**Work item:**
Every line of the data below is to be written out again exactly.

------------------------

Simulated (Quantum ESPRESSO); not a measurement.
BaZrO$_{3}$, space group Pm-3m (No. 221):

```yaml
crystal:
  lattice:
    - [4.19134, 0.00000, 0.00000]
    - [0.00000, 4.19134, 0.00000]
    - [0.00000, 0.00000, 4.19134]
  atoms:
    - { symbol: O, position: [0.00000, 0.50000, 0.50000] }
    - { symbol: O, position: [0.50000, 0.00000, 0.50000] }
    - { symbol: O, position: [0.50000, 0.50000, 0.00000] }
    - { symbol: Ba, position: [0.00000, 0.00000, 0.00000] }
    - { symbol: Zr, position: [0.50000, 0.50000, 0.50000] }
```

------------------------

**Task result:**
Simulated (Quantum ESPRESSO); not a measurement.
BaZrO$_{3}$, space group Pm-3m (No. 221):

```yaml
crystal:
  lattice:
    - [4.19134, 0.00000, 0.00000]
    - [0.00000, 4.19134, 0.00000]
    - [0.00000, 0.00000, 4.19134]
  atoms:
    - { symbol: O, position: [0.00000, 0.50000, 0.50000] }
    - { symbol: O, position: [0.50000, 0.00000, 0.50000] }
    - { symbol: O, position: [0.50000, 0.50000, 0.00000] }
    - { symbol: Ba, position: [0.00000, 0.00000, 0.00000] }
    - { symbol: Zr, position: [0.50000, 0.50000, 0.50000] }
```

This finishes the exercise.